> [Given information]
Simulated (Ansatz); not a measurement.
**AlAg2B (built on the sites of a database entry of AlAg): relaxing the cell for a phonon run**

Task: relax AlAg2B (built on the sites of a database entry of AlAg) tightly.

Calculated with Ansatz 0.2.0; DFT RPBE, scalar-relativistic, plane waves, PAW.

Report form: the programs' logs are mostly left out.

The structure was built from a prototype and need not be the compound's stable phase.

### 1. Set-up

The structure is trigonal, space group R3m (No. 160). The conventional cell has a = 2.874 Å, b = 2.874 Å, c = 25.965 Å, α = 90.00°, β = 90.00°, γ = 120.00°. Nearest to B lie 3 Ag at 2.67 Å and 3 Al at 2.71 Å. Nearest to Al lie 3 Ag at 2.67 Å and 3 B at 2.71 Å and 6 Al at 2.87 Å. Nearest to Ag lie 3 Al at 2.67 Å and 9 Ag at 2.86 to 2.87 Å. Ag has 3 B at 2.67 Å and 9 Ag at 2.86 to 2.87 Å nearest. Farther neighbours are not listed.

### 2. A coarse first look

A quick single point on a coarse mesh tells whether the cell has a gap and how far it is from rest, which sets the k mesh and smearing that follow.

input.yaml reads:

> [Work task] Reproduce the listing above line for line, exactly.

> [Answer space]
Simulated (Ansatz); not a measurement.
**AlAg2B (built on the sites of a database entry of AlAg): relaxing the cell for a phonon run**

Task: relax AlAg2B (built on the sites of a database entry of AlAg) tightly.

Calculated with Ansatz 0.2.0; DFT RPBE, scalar-relativistic, plane waves, PAW.

Report form: the programs' logs are mostly left out.

The structure was built from a prototype and need not be the compound's stable phase.

### 1. Set-up

The structure is trigonal, space group R3m (No. 160). The conventional cell has a = 2.874 Å, b = 2.874 Å, c = 25.965 Å, α = 90.00°, β = 90.00°, γ = 120.00°. Nearest to B lie 3 Ag at 2.67 Å and 3 Al at 2.71 Å. Nearest to Al lie 3 Ag at 2.67 Å and 3 B at 2.71 Å and 6 Al at 2.87 Å. Nearest to Ag lie 3 Al at 2.67 Å and 9 Ag at 2.86 to 2.87 Å. Ag has 3 B at 2.67 Å and 9 Ag at 2.86 to 2.87 Å nearest. Farther neighbours are not listed.

### 2. A coarse first look

A quick single point on a coarse mesh tells whether the cell has a gap and how far it is from rest, which sets the k mesh and smearing that follow.

input.yaml reads:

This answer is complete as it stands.